→ **Brief**
Repeat the records below exactly, beginning at the first line and finishing with the line that contains "In the def2".

→ **Supplied information**
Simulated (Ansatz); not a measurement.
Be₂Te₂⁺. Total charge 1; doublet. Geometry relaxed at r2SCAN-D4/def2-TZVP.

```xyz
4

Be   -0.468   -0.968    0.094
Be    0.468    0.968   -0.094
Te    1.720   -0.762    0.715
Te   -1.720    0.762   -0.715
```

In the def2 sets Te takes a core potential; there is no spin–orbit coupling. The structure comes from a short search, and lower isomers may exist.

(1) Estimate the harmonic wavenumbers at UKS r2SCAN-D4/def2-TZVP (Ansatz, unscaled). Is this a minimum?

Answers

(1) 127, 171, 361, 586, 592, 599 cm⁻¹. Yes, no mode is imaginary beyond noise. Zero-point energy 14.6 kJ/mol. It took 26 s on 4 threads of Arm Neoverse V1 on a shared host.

→ **Task response**
Simulated (Ansatz); not a measurement.
Be₂Te₂⁺. Total charge 1; doublet. Geometry relaxed at r2SCAN-D4/def2-TZVP.

```xyz
4

Be   -0.468   -0.968    0.094
Be    0.468    0.968   -0.094
Te    1.720   -0.762    0.715
Te   -1.720    0.762   -0.715
```

In the def2 sets Te takes a core potential; there is no spin–orbit coupling. The structure comes from a short search, and lower isomers may exist.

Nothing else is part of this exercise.